[Extracted entries]
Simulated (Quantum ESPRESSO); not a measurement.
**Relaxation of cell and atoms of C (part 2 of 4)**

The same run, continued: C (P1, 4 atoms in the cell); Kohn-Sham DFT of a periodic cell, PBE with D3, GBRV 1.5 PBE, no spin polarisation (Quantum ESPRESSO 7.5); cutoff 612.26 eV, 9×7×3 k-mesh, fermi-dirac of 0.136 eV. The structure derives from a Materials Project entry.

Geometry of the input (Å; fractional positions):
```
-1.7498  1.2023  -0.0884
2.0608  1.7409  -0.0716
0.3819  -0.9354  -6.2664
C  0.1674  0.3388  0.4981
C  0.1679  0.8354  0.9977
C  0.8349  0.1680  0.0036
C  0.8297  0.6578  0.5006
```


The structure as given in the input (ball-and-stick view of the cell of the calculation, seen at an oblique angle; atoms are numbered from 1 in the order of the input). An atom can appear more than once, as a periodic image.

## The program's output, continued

[Brief] Could you return exactly the stretch of the data above that starts at the line with "(part 2 of 4)**" and ends at the line with "The structure as", both lines included?

[Exercise solution]
**Relaxation of cell and atoms of C (part 2 of 4)**

The same run, continued: C (P1, 4 atoms in the cell); Kohn-Sham DFT of a periodic cell, PBE with D3, GBRV 1.5 PBE, no spin polarisation (Quantum ESPRESSO 7.5); cutoff 612.26 eV, 9×7×3 k-mesh, fermi-dirac of 0.136 eV. The structure derives from a Materials Project entry.

Geometry of the input (Å; fractional positions):
```
-1.7498  1.2023  -0.0884
2.0608  1.7409  -0.0716
0.3819  -0.9354  -6.2664
C  0.1674  0.3388  0.4981
C  0.1679  0.8354  0.9977
C  0.8349  0.1680  0.0036
C  0.8297  0.6578  0.5006
```


The structure as given in the input (ball-and-stick view of the cell of the calculation, seen at an oblique angle; atoms are numbered from 1 in the order of the input). An atom can appear more than once, as a periodic image.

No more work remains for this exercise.